Return exactly the listing's lines, from its first line to the line holding "the positive end?", ends included.

--------

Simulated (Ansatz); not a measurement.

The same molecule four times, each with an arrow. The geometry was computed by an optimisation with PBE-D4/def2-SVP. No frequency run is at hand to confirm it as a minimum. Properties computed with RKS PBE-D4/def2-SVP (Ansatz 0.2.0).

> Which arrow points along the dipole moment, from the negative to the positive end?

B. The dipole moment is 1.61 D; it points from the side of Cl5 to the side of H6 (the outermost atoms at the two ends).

--------

## Written solution
Simulated (Ansatz); not a measurement.

The same molecule four times, each with an arrow. The geometry was computed by an optimisation with PBE-D4/def2-SVP. No frequency run is at hand to confirm it as a minimum. Properties computed with RKS PBE-D4/def2-SVP (Ansatz 0.2.0).

> Which arrow points along the dipole moment, from the negative to the positive end?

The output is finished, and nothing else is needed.